Take the lines from the beginning of the data below through the line holding "All numbers below" and return exactly those.

__Dataset__:

* * * * * * * * *

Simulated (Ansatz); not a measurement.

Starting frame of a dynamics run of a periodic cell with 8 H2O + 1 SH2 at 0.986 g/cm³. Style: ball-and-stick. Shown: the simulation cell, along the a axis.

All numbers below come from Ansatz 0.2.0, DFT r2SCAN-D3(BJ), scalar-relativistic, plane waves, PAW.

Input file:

* * * * * * * * *

__Worked solution__:
Simulated (Ansatz); not a measurement.

Starting frame of a dynamics run of a periodic cell with 8 H2O + 1 SH2 at 0.986 g/cm³. Style: ball-and-stick. Shown: the simulation cell, along the a axis.

All numbers below come from Ansatz 0.2.0, DFT r2SCAN-D3(BJ), scalar-relativistic, plane waves, PAW.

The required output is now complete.